··········

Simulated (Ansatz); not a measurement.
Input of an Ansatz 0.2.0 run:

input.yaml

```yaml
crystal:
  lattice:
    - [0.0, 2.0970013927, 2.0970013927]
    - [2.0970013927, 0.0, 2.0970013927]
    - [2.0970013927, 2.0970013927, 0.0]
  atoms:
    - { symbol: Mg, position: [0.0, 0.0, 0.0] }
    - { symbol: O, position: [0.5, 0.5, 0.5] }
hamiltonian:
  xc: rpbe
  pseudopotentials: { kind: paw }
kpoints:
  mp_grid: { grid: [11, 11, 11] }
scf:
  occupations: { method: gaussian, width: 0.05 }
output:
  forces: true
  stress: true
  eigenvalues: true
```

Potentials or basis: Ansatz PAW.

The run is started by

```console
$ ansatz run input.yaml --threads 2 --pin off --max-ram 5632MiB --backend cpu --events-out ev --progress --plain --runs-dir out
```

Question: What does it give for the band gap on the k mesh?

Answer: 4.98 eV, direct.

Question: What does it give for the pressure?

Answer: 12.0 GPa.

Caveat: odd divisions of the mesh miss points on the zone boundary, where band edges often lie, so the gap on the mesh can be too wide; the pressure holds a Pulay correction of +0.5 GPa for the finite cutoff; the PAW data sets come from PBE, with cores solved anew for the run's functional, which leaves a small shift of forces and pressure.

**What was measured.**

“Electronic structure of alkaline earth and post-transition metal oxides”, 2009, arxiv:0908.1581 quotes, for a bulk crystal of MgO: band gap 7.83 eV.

··········

* Requirement: Transcribe the records. Keep every word exactly as it stands.

* Expected answer:
Simulated (Ansatz); not a measurement.
Input of an Ansatz 0.2.0 run:

input.yaml

```yaml
crystal:
  lattice:
    - [0.0, 2.0970013927, 2.0970013927]
    - [2.0970013927, 0.0, 2.0970013927]
    - [2.0970013927, 2.0970013927, 0.0]
  atoms:
    - { symbol: Mg, position: [0.0, 0.0, 0.0] }
    - { symbol: O, position: [0.5, 0.5, 0.5] }
hamiltonian:
  xc: rpbe
  pseudopotentials: { kind: paw }
kpoints:
  mp_grid: { grid: [11, 11, 11] }
scf:
  occupations: { method: gaussian, width: 0.05 }
output:
  forces: true
  stress: true
  eigenvalues: true
```

Potentials or basis: Ansatz PAW.

The run is started by

```console
$ ansatz run input.yaml --threads 2 --pin off --max-ram 5632MiB --backend cpu --events-out ev --progress --plain --runs-dir out
```

Question: What does it give for the band gap on the k mesh?

Answer: 4.98 eV, direct.

Question: What does it give for the pressure?

Answer: 12.0 GPa.

Caveat: odd divisions of the mesh miss points on the zone boundary, where band edges often lie, so the gap on the mesh can be too wide; the pressure holds a Pulay correction of +0.5 GPa for the finite cutoff; the PAW data sets come from PBE, with cores solved anew for the run's functional, which leaves a small shift of forces and pressure.

**What was measured.**

“Electronic structure of alkaline earth and post-transition metal oxides”, 2009, arxiv:0908.1581 quotes, for a bulk crystal of MgO: band gap 7.83 eV.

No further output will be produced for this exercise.